* _Action item_
Write out exactly the lines from the start of the entries through the one that contains "Feed: 1 mol", including both.

BEGIN Information provided

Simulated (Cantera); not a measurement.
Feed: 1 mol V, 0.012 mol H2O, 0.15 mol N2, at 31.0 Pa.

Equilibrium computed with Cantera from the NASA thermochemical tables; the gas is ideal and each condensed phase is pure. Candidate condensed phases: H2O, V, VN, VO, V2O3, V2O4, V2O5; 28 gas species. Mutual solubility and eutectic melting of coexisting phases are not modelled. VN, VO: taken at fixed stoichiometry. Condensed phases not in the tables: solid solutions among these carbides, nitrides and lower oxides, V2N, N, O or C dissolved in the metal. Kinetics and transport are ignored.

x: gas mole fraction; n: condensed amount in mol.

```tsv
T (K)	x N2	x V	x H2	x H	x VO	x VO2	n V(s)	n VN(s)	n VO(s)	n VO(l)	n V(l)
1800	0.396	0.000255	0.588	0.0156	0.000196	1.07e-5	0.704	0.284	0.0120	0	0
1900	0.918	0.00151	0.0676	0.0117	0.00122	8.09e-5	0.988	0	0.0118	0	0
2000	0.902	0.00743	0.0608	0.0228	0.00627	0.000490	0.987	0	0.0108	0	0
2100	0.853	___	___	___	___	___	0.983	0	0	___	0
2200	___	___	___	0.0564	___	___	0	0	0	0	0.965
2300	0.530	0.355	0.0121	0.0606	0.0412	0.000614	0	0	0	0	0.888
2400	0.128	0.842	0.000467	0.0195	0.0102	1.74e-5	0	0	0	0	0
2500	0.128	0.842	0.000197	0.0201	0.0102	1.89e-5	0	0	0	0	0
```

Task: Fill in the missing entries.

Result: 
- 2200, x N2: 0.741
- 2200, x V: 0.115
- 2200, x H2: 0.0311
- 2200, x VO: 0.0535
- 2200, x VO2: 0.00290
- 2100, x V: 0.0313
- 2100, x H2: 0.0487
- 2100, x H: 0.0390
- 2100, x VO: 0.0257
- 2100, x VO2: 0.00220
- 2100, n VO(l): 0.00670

END Information provided

* _Written reply_
Simulated (Cantera); not a measurement.
Feed: 1 mol V, 0.012 mol H2O, 0.15 mol N2, at 31.0 Pa.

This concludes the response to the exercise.